==== PROVIDED INFORMATION ====

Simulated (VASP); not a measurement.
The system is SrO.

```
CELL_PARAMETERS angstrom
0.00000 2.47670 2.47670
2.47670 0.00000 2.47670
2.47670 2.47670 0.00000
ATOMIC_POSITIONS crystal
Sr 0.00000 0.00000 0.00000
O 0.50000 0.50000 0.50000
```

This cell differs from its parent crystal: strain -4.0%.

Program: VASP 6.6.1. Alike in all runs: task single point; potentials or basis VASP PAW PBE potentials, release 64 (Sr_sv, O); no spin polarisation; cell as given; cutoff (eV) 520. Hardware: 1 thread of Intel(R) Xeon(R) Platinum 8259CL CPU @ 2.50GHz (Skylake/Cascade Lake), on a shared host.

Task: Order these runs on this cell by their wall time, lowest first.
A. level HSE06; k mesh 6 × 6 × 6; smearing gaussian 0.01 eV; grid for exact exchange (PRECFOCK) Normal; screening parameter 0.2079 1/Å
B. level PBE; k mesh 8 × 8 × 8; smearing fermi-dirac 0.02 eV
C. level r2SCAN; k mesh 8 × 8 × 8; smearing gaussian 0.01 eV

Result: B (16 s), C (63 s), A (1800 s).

====

WORK ORDER
Repeat, word for word, all the lines above.

EXPECTED ANSWER
Simulated (VASP); not a measurement.
The system is SrO.

```
CELL_PARAMETERS angstrom
0.00000 2.47670 2.47670
2.47670 0.00000 2.47670
2.47670 2.47670 0.00000
ATOMIC_POSITIONS crystal
Sr 0.00000 0.00000 0.00000
O 0.50000 0.50000 0.50000
```

This cell differs from its parent crystal: strain -4.0%.

Program: VASP 6.6.1. Alike in all runs: task single point; potentials or basis VASP PAW PBE potentials, release 64 (Sr_sv, O); no spin polarisation; cell as given; cutoff (eV) 520. Hardware: 1 thread of Intel(R) Xeon(R) Platinum 8259CL CPU @ 2.50GHz (Skylake/Cascade Lake), on a shared host.

Task: Order these runs on this cell by their wall time, lowest first.
A. level HSE06; k mesh 6 × 6 × 6; smearing gaussian 0.01 eV; grid for exact exchange (PRECFOCK) Normal; screening parameter 0.2079 1/Å
B. level PBE; k mesh 8 × 8 × 8; smearing fermi-dirac 0.02 eV
C. level r2SCAN; k mesh 8 × 8 × 8; smearing gaussian 0.01 eV

Result: B (16 s), C (63 s), A (1800 s).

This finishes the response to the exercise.